Could you retype every line of the data underneath without altering anything?

══════
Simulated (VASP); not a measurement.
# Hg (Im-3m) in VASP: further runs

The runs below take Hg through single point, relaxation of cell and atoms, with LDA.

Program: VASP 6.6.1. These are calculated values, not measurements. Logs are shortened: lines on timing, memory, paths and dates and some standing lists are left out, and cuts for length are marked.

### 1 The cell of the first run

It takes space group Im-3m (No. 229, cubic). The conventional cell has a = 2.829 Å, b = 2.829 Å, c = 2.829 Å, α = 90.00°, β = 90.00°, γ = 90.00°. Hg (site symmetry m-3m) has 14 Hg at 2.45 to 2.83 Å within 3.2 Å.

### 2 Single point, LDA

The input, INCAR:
══════

→ **Answer section**
Simulated (VASP); not a measurement.
# Hg (Im-3m) in VASP: further runs

The runs below take Hg through single point, relaxation of cell and atoms, with LDA.

Program: VASP 6.6.1. These are calculated values, not measurements. Logs are shortened: lines on timing, memory, paths and dates and some standing lists are left out, and cuts for length are marked.

### 1 The cell of the first run

It takes space group Im-3m (No. 229, cubic). The conventional cell has a = 2.829 Å, b = 2.829 Å, c = 2.829 Å, α = 90.00°, β = 90.00°, γ = 90.00°. Hg (site symmetry m-3m) has 14 Hg at 2.45 to 2.83 Å within 3.2 Å.

### 2 Single point, LDA

The input, INCAR:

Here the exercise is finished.